[Entries provided]
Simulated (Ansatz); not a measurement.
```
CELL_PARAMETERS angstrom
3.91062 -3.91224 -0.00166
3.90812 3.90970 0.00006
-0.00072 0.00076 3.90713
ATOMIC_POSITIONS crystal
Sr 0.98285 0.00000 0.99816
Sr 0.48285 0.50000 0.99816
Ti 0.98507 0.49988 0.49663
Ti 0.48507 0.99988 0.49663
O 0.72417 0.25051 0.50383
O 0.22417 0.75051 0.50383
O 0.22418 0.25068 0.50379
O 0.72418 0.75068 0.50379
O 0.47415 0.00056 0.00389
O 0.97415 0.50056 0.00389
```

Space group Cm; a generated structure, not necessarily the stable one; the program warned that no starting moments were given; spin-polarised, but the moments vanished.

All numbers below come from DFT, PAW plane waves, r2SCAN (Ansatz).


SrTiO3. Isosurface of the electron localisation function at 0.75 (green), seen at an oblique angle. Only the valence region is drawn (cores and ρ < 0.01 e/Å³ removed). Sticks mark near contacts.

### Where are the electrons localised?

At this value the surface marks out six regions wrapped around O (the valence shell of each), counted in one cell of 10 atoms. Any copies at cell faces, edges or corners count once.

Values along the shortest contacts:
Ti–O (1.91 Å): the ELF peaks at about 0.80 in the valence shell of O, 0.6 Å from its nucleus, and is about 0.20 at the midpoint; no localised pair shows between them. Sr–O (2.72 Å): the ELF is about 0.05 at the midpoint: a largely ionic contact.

[Work item] Your task is to quote the lines above, beginning with the first and ending with the one that holds "Values along the".

[Your solution]
Simulated (Ansatz); not a measurement.
```
CELL_PARAMETERS angstrom
3.91062 -3.91224 -0.00166
3.90812 3.90970 0.00006
-0.00072 0.00076 3.90713
ATOMIC_POSITIONS crystal
Sr 0.98285 0.00000 0.99816
Sr 0.48285 0.50000 0.99816
Ti 0.98507 0.49988 0.49663
Ti 0.48507 0.99988 0.49663
O 0.72417 0.25051 0.50383
O 0.22417 0.75051 0.50383
O 0.22418 0.25068 0.50379
O 0.72418 0.75068 0.50379
O 0.47415 0.00056 0.00389
O 0.97415 0.50056 0.00389
```

Space group Cm; a generated structure, not necessarily the stable one; the program warned that no starting moments were given; spin-polarised, but the moments vanished.

All numbers below come from DFT, PAW plane waves, r2SCAN (Ansatz).


SrTiO3. Isosurface of the electron localisation function at 0.75 (green), seen at an oblique angle. Only the valence region is drawn (cores and ρ < 0.01 e/Å³ removed). Sticks mark near contacts.

### Where are the electrons localised?

At this value the surface marks out six regions wrapped around O (the valence shell of each), counted in one cell of 10 atoms. Any copies at cell faces, edges or corners count once.

Values along the shortest contacts:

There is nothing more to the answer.